In the entries that follow, the line with "Periodic cell of" opens the range and the line with "functional: PBE" closes it; repeat that range exactly, both lines included.

◆ EXCERPTED DATA:

%%

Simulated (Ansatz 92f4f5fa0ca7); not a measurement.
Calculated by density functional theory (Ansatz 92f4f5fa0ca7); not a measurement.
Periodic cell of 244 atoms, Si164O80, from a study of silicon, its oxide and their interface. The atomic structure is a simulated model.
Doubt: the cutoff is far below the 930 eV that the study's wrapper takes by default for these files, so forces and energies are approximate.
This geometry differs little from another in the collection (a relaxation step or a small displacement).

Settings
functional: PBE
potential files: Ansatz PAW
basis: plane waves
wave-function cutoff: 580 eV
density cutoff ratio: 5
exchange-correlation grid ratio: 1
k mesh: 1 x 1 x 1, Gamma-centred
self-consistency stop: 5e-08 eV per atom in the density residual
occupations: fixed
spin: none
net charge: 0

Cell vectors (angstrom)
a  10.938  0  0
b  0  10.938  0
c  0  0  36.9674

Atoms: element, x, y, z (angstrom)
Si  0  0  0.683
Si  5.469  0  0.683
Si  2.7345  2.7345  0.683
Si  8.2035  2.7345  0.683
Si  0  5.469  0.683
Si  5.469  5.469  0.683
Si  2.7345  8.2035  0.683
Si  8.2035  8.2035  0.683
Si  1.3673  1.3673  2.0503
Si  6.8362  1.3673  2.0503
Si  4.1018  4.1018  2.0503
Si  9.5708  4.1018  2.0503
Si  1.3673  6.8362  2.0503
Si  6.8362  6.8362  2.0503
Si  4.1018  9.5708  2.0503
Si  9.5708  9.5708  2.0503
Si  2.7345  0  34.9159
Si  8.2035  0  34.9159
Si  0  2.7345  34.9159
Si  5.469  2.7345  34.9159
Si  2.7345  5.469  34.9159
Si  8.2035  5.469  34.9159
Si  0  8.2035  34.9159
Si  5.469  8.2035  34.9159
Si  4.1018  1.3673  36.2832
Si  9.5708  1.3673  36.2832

%%

◆ EXERCISE ANSWER:
Periodic cell of 244 atoms, Si164O80, from a study of silicon, its oxide and their interface. The atomic structure is a simulated model.
Doubt: the cutoff is far below the 930 eV that the study's wrapper takes by default for these files, so forces and energies are approximate.
This geometry differs little from another in the collection (a relaxation step or a small displacement).

Settings
functional: PBE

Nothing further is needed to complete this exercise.